— Information shown —
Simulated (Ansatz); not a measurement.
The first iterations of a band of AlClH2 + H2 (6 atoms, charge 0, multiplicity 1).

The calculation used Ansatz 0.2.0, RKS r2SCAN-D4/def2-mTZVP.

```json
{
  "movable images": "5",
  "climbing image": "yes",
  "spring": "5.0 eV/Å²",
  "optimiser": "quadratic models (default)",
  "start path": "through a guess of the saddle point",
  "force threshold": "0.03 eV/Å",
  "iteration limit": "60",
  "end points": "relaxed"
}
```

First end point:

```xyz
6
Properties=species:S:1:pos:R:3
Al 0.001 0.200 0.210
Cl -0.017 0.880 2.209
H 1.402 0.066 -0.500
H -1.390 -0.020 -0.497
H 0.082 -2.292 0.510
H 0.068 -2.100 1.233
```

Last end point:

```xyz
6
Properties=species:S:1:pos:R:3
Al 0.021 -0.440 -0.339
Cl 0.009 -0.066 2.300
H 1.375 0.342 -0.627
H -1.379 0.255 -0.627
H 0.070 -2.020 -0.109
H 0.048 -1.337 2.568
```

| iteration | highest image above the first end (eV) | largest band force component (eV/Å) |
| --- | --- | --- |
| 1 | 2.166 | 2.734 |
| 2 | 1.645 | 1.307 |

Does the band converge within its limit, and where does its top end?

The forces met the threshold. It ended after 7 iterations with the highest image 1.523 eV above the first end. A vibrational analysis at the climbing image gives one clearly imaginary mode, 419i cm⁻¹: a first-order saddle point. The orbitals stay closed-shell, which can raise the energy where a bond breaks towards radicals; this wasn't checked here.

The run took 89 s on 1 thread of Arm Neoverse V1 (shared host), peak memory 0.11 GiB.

— Assignment —
Reproduce exactly the entries above, limited to the lines from the one with "component (eV/Å) |" through the one with "The forces met", both included.

— Answer box —
| iteration | highest image above the first end (eV) | largest band force component (eV/Å) |
| --- | --- | --- |
| 1 | 2.166 | 2.734 |
| 2 | 1.645 | 1.307 |

Does the band converge within its limit, and where does its top end?

The forces met the threshold. It ended after 7 iterations with the highest image 1.523 eV above the first end. A vibrational analysis at the climbing image gives one clearly imaginary mode, 419i cm⁻¹: a first-order saddle point. The orbitals stay closed-shell, which can raise the energy where a bond breaks towards radicals; this wasn't checked here.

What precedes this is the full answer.